> **Record extracts**:
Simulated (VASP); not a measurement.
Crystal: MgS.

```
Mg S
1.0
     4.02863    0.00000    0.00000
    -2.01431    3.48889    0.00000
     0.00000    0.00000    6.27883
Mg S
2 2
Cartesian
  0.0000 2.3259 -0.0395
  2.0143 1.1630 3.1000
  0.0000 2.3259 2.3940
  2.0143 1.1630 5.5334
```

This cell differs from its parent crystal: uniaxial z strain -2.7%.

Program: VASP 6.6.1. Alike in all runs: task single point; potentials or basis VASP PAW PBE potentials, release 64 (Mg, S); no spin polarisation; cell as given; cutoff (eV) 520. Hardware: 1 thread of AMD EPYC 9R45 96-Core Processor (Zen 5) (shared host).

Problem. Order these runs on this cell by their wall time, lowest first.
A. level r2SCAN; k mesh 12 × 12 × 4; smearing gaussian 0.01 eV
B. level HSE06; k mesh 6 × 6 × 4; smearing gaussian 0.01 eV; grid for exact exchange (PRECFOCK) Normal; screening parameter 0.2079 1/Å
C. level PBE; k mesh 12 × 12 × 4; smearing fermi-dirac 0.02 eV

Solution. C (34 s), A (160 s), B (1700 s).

> **Brief**: Beginning at the line with "A. level r2SCAN;" and stopping after the line with "C. level PBE;", please write out every line of the data above exactly and nothing else.

> **Written answer**:
A. level r2SCAN; k mesh 12 × 12 × 4; smearing gaussian 0.01 eV
B. level HSE06; k mesh 6 × 6 × 4; smearing gaussian 0.01 eV; grid for exact exchange (PRECFOCK) Normal; screening parameter 0.2079 1/Å
C. level PBE; k mesh 12 × 12 × 4; smearing fermi-dirac 0.02 eV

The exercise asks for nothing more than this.